• Data supplied:
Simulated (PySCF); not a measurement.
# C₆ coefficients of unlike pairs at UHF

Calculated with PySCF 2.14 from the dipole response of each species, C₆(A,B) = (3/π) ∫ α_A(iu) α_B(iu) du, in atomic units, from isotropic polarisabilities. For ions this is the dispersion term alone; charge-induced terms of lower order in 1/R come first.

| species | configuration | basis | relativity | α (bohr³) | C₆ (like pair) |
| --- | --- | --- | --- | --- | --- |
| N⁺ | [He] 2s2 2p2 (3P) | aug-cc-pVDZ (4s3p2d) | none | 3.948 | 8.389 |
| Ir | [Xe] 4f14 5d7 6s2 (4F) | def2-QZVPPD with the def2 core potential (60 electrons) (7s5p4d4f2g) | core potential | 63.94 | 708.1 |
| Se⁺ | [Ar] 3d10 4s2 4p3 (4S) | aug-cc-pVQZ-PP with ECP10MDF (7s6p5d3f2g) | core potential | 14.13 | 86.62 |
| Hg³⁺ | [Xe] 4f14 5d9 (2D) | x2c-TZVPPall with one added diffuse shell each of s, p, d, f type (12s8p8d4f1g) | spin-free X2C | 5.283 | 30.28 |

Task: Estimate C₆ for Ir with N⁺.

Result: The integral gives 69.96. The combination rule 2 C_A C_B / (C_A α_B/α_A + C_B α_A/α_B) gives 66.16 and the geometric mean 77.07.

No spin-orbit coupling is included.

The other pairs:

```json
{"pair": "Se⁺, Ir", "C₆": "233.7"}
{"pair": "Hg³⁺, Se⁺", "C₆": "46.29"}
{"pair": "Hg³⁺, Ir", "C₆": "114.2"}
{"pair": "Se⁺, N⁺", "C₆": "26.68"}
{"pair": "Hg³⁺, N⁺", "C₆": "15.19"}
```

• Brief: Retype the records above, but only those lines that fall between the line containing "# C₆ coefficients of unlike pairs at UHF" and the line containing "5.283 | 30.28 |", with both of those lines included, exactly as written.

• Response:
# C₆ coefficients of unlike pairs at UHF

Calculated with PySCF 2.14 from the dipole response of each species, C₆(A,B) = (3/π) ∫ α_A(iu) α_B(iu) du, in atomic units, from isotropic polarisabilities. For ions this is the dispersion term alone; charge-induced terms of lower order in 1/R come first.

| species | configuration | basis | relativity | α (bohr³) | C₆ (like pair) |
| --- | --- | --- | --- | --- | --- |
| N⁺ | [He] 2s2 2p2 (3P) | aug-cc-pVDZ (4s3p2d) | none | 3.948 | 8.389 |
| Ir | [Xe] 4f14 5d7 6s2 (4F) | def2-QZVPPD with the def2 core potential (60 electrons) (7s5p4d4f2g) | core potential | 63.94 | 708.1 |
| Se⁺ | [Ar] 3d10 4s2 4p3 (4S) | aug-cc-pVQZ-PP with ECP10MDF (7s6p5d3f2g) | core potential | 14.13 | 86.62 |
| Hg³⁺ | [Xe] 4f14 5d9 (2D) | x2c-TZVPPall with one added diffuse shell each of s, p, d, f type (12s8p8d4f1g) | spin-free X2C | 5.283 | 30.28 |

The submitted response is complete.